################

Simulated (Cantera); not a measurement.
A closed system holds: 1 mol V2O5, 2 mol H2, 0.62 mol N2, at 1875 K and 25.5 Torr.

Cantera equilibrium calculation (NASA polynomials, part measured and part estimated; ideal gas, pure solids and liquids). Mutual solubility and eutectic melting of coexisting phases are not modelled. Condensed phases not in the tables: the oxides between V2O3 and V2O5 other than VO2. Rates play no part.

################

## Action item
Your answer should be an exact transcription of the data above.

## Problem solution
Simulated (Cantera); not a measurement.
A closed system holds: 1 mol V2O5, 2 mol H2, 0.62 mol N2, at 1875 K and 25.5 Torr.

Cantera equilibrium calculation (NASA polynomials, part measured and part estimated; ideal gas, pure solids and liquids). Mutual solubility and eutectic melting of coexisting phases are not modelled. Condensed phases not in the tables: the oxides between V2O3 and V2O5 other than VO2. Rates play no part.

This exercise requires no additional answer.